# [Task item]
Take the lines below between the one holding "error (meV) |" and the one holding "determined | -887 |", inclusive, and copy them exactly. Add nothing.

.....

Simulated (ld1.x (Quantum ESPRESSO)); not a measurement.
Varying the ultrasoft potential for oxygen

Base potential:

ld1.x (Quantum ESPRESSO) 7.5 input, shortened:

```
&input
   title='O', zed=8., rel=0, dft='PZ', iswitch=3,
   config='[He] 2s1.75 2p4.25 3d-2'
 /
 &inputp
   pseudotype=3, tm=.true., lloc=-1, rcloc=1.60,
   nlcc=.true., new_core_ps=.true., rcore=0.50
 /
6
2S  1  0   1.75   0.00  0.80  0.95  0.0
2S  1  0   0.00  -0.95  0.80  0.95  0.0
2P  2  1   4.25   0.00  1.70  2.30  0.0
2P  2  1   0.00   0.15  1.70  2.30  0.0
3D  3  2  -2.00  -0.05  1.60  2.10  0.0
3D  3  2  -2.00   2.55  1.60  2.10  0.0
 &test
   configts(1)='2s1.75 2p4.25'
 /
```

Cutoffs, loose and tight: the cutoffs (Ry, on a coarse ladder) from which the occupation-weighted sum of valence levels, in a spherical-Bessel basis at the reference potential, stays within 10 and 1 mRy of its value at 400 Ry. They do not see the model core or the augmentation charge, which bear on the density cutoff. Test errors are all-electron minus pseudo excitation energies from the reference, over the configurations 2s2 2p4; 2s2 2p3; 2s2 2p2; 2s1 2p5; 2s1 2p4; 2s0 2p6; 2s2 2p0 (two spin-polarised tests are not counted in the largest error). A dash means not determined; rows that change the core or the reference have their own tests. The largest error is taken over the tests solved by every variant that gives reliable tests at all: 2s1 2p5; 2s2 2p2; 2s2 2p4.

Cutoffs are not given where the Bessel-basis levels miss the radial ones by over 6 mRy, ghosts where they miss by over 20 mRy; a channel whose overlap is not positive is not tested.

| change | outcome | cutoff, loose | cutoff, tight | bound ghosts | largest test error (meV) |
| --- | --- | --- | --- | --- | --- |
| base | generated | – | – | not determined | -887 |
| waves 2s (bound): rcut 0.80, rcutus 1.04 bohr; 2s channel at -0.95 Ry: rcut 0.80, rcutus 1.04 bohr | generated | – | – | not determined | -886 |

.....

# [Written solution]
| change | outcome | cutoff, loose | cutoff, tight | bound ghosts | largest test error (meV) |
| --- | --- | --- | --- | --- | --- |
| base | generated | – | – | not determined | -887 |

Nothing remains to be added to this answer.